_Assigned task_: Below are some records; quote exactly the lines from the one that contains "nitrogen | +0.4 |" through the one that contains "Changes are relative", inclusive, and no others.

_Dataset excerpts_:
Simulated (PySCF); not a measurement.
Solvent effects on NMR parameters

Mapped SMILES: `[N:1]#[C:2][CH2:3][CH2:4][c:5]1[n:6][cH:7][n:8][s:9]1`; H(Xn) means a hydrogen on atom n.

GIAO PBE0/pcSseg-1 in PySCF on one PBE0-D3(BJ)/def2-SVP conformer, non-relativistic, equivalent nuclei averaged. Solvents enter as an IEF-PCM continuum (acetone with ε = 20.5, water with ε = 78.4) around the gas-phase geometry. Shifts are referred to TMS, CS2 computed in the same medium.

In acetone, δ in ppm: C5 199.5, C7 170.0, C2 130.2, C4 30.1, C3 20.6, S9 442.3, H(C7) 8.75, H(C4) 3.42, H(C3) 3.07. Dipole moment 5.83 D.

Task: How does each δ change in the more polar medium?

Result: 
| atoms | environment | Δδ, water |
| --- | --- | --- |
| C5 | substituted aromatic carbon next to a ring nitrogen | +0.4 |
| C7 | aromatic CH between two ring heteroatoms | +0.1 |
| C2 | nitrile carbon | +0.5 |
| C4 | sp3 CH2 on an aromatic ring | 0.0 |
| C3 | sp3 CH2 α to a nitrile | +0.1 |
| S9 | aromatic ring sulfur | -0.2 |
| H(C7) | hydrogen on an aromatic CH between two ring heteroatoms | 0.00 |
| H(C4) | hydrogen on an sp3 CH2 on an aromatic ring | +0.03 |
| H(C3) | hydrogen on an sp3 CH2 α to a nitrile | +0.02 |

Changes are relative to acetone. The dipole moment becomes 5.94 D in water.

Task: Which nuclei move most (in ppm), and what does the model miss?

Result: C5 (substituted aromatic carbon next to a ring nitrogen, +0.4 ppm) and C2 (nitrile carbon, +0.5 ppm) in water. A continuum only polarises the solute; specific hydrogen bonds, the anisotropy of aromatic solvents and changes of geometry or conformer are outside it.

_Task output_:
| C5 | substituted aromatic carbon next to a ring nitrogen | +0.4 |
| C7 | aromatic CH between two ring heteroatoms | +0.1 |
| C2 | nitrile carbon | +0.5 |
| C4 | sp3 CH2 on an aromatic ring | 0.0 |
| C3 | sp3 CH2 α to a nitrile | +0.1 |
| S9 | aromatic ring sulfur | -0.2 |
| H(C7) | hydrogen on an aromatic CH between two ring heteroatoms | 0.00 |
| H(C4) | hydrogen on an sp3 CH2 on an aromatic ring | +0.03 |
| H(C3) | hydrogen on an sp3 CH2 α to a nitrile | +0.02 |

Changes are relative to acetone. The dipole moment becomes 5.94 D in water.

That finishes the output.